WORK INSTRUCTION: The lines from the start of the data through the line with "## 4. Extinction distance" are to be returned verbatim; all later lines are to be omitted.

[RAW DATA]

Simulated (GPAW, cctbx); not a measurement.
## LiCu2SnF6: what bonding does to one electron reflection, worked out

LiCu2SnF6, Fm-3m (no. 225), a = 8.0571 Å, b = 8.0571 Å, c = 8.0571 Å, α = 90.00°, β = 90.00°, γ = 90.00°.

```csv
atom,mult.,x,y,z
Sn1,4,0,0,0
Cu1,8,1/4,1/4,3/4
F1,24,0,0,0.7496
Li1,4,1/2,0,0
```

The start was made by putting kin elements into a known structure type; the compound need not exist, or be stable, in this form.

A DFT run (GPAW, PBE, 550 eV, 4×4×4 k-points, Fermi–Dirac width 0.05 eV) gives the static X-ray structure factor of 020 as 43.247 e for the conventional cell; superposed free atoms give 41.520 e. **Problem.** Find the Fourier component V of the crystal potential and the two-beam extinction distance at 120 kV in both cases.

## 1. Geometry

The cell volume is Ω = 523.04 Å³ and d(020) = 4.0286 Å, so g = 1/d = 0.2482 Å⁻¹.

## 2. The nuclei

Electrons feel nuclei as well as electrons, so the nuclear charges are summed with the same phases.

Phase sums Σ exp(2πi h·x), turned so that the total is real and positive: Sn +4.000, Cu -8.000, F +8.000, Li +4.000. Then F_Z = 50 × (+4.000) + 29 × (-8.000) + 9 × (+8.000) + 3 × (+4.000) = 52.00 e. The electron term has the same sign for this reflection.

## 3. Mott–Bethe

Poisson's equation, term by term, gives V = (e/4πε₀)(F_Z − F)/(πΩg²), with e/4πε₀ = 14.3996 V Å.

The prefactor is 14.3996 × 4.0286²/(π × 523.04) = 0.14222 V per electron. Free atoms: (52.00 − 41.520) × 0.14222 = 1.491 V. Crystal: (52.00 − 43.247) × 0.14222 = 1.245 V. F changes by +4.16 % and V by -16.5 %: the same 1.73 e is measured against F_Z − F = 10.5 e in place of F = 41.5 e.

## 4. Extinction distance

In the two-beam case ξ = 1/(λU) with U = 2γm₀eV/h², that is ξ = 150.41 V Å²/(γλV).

[/RAW DATA]

TASK RESPONSE:
Simulated (GPAW, cctbx); not a measurement.
## LiCu2SnF6: what bonding does to one electron reflection, worked out

LiCu2SnF6, Fm-3m (no. 225), a = 8.0571 Å, b = 8.0571 Å, c = 8.0571 Å, α = 90.00°, β = 90.00°, γ = 90.00°.

```csv
atom,mult.,x,y,z
Sn1,4,0,0,0
Cu1,8,1/4,1/4,3/4
F1,24,0,0,0.7496
Li1,4,1/2,0,0
```

The start was made by putting kin elements into a known structure type; the compound need not exist, or be stable, in this form.

A DFT run (GPAW, PBE, 550 eV, 4×4×4 k-points, Fermi–Dirac width 0.05 eV) gives the static X-ray structure factor of 020 as 43.247 e for the conventional cell; superposed free atoms give 41.520 e. **Problem.** Find the Fourier component V of the crystal potential and the two-beam extinction distance at 120 kV in both cases.

## 1. Geometry

The cell volume is Ω = 523.04 Å³ and d(020) = 4.0286 Å, so g = 1/d = 0.2482 Å⁻¹.

## 2. The nuclei

Electrons feel nuclei as well as electrons, so the nuclear charges are summed with the same phases.

Phase sums Σ exp(2πi h·x), turned so that the total is real and positive: Sn +4.000, Cu -8.000, F +8.000, Li +4.000. Then F_Z = 50 × (+4.000) + 29 × (-8.000) + 9 × (+8.000) + 3 × (+4.000) = 52.00 e. The electron term has the same sign for this reflection.

## 3. Mott–Bethe

Poisson's equation, term by term, gives V = (e/4πε₀)(F_Z − F)/(πΩg²), with e/4πε₀ = 14.3996 V Å.

The prefactor is 14.3996 × 4.0286²/(π × 523.04) = 0.14222 V per electron. Free atoms: (52.00 − 41.520) × 0.14222 = 1.491 V. Crystal: (52.00 − 43.247) × 0.14222 = 1.245 V. F changes by +4.16 % and V by -16.5 %: the same 1.73 e is measured against F_Z − F = 10.5 e in place of F = 41.5 e.

## 4. Extinction distance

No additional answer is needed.